**Brief**
Transcribe only the lines between the first line of the records and the line containing "Ag (space group", inclusive, exactly as written.

**Records provided**
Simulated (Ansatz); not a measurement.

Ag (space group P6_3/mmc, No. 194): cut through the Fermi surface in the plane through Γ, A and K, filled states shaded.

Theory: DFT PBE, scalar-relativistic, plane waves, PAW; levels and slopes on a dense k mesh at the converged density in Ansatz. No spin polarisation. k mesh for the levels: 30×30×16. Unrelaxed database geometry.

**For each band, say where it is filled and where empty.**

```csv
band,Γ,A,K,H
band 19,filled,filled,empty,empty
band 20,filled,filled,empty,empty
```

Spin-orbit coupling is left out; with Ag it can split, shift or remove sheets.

**Answer area**
Simulated (Ansatz); not a measurement.

Ag (space group P6_3/mmc, No. 194): cut through the Fermi surface in the plane through Γ, A and K, filled states shaded.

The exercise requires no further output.